Dataset entries: Begin

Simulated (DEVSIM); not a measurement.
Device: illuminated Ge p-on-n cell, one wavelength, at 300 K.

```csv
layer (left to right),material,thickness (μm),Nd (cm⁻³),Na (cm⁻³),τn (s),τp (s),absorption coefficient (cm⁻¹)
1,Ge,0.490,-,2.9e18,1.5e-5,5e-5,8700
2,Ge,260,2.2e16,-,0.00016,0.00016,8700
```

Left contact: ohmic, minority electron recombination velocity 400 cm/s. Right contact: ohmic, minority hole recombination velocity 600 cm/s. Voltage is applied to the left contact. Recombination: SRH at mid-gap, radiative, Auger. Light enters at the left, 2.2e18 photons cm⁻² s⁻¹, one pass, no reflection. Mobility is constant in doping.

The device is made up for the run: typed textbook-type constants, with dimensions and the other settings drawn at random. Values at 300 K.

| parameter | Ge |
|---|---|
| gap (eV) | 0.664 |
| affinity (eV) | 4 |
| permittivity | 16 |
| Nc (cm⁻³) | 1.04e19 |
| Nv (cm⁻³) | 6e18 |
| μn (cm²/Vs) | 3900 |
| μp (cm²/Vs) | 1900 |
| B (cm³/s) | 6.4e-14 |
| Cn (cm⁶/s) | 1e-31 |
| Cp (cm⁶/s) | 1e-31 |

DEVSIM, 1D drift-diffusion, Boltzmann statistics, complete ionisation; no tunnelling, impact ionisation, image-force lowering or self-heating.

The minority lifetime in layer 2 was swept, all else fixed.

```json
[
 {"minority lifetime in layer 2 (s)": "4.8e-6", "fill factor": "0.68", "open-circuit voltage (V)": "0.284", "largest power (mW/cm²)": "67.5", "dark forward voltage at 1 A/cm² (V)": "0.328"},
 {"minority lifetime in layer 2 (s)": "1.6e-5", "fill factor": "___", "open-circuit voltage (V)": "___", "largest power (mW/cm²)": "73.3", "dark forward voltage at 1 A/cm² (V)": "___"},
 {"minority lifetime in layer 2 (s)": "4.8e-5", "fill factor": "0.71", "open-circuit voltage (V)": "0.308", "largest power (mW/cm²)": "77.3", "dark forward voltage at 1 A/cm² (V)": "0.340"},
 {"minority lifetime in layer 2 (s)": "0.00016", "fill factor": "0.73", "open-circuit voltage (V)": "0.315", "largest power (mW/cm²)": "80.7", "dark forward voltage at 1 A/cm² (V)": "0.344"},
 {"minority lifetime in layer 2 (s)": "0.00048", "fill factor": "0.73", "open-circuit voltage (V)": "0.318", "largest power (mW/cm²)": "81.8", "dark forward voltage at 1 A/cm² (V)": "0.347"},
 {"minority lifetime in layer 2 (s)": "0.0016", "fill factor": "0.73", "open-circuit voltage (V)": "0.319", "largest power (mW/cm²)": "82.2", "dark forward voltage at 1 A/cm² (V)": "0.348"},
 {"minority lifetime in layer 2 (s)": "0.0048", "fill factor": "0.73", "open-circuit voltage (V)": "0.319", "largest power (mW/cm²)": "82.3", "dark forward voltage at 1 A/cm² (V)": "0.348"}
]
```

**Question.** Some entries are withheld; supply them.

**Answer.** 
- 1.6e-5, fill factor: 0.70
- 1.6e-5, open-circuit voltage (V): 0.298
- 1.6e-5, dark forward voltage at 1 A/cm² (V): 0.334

Dataset entries: End

Work request:
Set the entries down again exactly, beginning with their first line and ending with the line that contains "Cp (cm⁶/s) | 1e-31 |"; omit all other lines.

Written response:
Simulated (DEVSIM); not a measurement.
Device: illuminated Ge p-on-n cell, one wavelength, at 300 K.

```csv
layer (left to right),material,thickness (μm),Nd (cm⁻³),Na (cm⁻³),τn (s),τp (s),absorption coefficient (cm⁻¹)
1,Ge,0.490,-,2.9e18,1.5e-5,5e-5,8700
2,Ge,260,2.2e16,-,0.00016,0.00016,8700
```

Left contact: ohmic, minority electron recombination velocity 400 cm/s. Right contact: ohmic, minority hole recombination velocity 600 cm/s. Voltage is applied to the left contact. Recombination: SRH at mid-gap, radiative, Auger. Light enters at the left, 2.2e18 photons cm⁻² s⁻¹, one pass, no reflection. Mobility is constant in doping.

The device is made up for the run: typed textbook-type constants, with dimensions and the other settings drawn at random. Values at 300 K.

| parameter | Ge |
|---|---|
| gap (eV) | 0.664 |
| affinity (eV) | 4 |
| permittivity | 16 |
| Nc (cm⁻³) | 1.04e19 |
| Nv (cm⁻³) | 6e18 |
| μn (cm²/Vs) | 3900 |
| μp (cm²/Vs) | 1900 |
| B (cm³/s) | 6.4e-14 |
| Cn (cm⁶/s) | 1e-31 |
| Cp (cm⁶/s) | 1e-31 |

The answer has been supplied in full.